Supplied material:
_ _ _ _

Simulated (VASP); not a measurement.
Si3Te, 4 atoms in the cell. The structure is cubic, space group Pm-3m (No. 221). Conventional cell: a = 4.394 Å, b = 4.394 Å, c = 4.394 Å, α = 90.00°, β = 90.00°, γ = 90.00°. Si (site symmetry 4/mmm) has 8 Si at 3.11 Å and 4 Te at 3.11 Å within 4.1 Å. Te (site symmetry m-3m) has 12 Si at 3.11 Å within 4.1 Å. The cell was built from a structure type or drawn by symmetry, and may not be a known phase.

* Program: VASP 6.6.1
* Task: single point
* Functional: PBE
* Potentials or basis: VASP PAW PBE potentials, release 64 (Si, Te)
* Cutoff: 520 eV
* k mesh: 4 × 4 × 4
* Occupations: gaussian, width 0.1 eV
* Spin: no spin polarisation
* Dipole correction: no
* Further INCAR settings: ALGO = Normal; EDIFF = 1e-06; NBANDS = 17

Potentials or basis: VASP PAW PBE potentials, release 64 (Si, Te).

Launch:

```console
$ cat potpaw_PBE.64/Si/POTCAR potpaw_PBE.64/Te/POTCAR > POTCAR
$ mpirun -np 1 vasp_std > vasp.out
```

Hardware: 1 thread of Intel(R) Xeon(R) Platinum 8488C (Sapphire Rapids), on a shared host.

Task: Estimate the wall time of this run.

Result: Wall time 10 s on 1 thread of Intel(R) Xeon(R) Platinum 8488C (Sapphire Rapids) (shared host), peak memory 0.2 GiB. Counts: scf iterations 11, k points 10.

_ _ _ _

Work instruction:
Having read the material, set all of it down again without a single difference.

Exercise result:
Simulated (VASP); not a measurement.
Si3Te, 4 atoms in the cell. The structure is cubic, space group Pm-3m (No. 221). Conventional cell: a = 4.394 Å, b = 4.394 Å, c = 4.394 Å, α = 90.00°, β = 90.00°, γ = 90.00°. Si (site symmetry 4/mmm) has 8 Si at 3.11 Å and 4 Te at 3.11 Å within 4.1 Å. Te (site symmetry m-3m) has 12 Si at 3.11 Å within 4.1 Å. The cell was built from a structure type or drawn by symmetry, and may not be a known phase.

* Program: VASP 6.6.1
* Task: single point
* Functional: PBE
* Potentials or basis: VASP PAW PBE potentials, release 64 (Si, Te)
* Cutoff: 520 eV
* k mesh: 4 × 4 × 4
* Occupations: gaussian, width 0.1 eV
* Spin: no spin polarisation
* Dipole correction: no
* Further INCAR settings: ALGO = Normal; EDIFF = 1e-06; NBANDS = 17

Potentials or basis: VASP PAW PBE potentials, release 64 (Si, Te).

Launch:

```console
$ cat potpaw_PBE.64/Si/POTCAR potpaw_PBE.64/Te/POTCAR > POTCAR
$ mpirun -np 1 vasp_std > vasp.out
```

Hardware: 1 thread of Intel(R) Xeon(R) Platinum 8488C (Sapphire Rapids), on a shared host.

Task: Estimate the wall time of this run.

Result: Wall time 10 s on 1 thread of Intel(R) Xeon(R) Platinum 8488C (Sapphire Rapids) (shared host), peak memory 0.2 GiB. Counts: scf iterations 11, k points 10.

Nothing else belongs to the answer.